Required action: Return the lines exactly as they stand, from the first of the material through the line containing "Bonds: C1–P2, P2–C3, P2–C4, P2–S5".

Data provided:
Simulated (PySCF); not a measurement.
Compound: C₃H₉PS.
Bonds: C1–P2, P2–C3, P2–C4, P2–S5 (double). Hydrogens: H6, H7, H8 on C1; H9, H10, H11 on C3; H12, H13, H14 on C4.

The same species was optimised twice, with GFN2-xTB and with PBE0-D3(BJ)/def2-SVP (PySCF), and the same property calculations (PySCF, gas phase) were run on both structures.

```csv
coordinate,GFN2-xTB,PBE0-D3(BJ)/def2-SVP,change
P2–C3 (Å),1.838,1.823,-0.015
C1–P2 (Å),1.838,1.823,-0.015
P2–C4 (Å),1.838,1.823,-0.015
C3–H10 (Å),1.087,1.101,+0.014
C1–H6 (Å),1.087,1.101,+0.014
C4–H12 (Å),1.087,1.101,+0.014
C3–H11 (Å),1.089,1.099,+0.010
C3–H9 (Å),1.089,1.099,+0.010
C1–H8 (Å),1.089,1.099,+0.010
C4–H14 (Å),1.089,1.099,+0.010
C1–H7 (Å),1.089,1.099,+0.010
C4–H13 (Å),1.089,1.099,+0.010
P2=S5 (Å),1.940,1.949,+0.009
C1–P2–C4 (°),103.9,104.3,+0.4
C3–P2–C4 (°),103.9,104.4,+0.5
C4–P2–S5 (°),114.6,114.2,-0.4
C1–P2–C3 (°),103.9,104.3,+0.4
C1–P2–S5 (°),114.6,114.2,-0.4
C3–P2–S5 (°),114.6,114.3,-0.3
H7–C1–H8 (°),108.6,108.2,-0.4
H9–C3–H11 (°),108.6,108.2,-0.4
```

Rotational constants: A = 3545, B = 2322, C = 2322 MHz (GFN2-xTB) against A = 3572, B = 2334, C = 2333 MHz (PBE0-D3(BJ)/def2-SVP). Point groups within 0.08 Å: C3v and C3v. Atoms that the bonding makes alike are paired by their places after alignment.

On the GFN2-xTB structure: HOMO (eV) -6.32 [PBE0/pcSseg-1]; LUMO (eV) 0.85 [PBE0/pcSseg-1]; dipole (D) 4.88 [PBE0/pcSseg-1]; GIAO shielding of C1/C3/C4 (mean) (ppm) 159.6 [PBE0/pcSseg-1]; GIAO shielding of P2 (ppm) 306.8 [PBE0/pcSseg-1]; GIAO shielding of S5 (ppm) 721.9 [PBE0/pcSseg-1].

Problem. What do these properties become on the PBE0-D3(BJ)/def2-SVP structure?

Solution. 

Answer section:
Simulated (PySCF); not a measurement.
Compound: C₃H₉PS.
Bonds: C1–P2, P2–C3, P2–C4, P2–S5 (double). Hydrogens: H6, H7, H8 on C1; H9, H10, H11 on C3; H12, H13, H14 on C4.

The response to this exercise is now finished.